• [Work order]
The lines from the start of the records through the one containing "## Molecular flow" are to be restated word for word; please include both ends.

########

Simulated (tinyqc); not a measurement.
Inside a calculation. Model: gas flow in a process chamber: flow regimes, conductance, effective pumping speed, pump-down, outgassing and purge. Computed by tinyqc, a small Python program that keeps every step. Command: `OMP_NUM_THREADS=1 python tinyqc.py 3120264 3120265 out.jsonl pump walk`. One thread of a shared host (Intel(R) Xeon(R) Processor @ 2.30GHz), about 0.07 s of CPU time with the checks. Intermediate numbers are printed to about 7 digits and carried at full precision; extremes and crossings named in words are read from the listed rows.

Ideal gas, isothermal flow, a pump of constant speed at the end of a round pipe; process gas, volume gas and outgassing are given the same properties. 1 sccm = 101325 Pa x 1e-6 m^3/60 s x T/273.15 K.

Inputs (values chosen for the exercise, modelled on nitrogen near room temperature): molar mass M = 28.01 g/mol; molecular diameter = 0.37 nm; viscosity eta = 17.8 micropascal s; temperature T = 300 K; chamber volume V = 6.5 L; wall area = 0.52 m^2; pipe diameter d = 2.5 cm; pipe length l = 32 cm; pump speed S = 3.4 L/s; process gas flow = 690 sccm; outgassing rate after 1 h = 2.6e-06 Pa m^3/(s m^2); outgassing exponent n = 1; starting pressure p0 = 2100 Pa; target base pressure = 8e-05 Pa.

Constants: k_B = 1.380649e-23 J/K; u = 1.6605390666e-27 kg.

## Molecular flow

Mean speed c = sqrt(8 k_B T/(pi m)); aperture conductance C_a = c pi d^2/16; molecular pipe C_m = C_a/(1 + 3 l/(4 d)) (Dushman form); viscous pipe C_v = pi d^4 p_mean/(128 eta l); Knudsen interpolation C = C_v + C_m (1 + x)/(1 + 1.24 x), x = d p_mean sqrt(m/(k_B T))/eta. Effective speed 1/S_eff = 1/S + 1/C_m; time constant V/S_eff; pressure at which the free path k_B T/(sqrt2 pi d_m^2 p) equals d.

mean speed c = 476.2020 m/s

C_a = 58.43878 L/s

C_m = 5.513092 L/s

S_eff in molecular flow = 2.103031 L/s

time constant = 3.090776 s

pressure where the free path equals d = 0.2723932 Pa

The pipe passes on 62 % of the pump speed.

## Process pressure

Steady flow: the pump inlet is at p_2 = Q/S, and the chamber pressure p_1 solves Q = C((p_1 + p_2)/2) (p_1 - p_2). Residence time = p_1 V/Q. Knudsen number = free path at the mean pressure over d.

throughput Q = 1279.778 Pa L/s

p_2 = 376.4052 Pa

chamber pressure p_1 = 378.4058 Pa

########

• [Exercise answer]
Simulated (tinyqc); not a measurement.
Inside a calculation. Model: gas flow in a process chamber: flow regimes, conductance, effective pumping speed, pump-down, outgassing and purge. Computed by tinyqc, a small Python program that keeps every step. Command: `OMP_NUM_THREADS=1 python tinyqc.py 3120264 3120265 out.jsonl pump walk`. One thread of a shared host (Intel(R) Xeon(R) Processor @ 2.30GHz), about 0.07 s of CPU time with the checks. Intermediate numbers are printed to about 7 digits and carried at full precision; extremes and crossings named in words are read from the listed rows.

Ideal gas, isothermal flow, a pump of constant speed at the end of a round pipe; process gas, volume gas and outgassing are given the same properties. 1 sccm = 101325 Pa x 1e-6 m^3/60 s x T/273.15 K.

Inputs (values chosen for the exercise, modelled on nitrogen near room temperature): molar mass M = 28.01 g/mol; molecular diameter = 0.37 nm; viscosity eta = 17.8 micropascal s; temperature T = 300 K; chamber volume V = 6.5 L; wall area = 0.52 m^2; pipe diameter d = 2.5 cm; pipe length l = 32 cm; pump speed S = 3.4 L/s; process gas flow = 690 sccm; outgassing rate after 1 h = 2.6e-06 Pa m^3/(s m^2); outgassing exponent n = 1; starting pressure p0 = 2100 Pa; target base pressure = 8e-05 Pa.

Constants: k_B = 1.380649e-23 J/K; u = 1.6605390666e-27 kg.

## Molecular flow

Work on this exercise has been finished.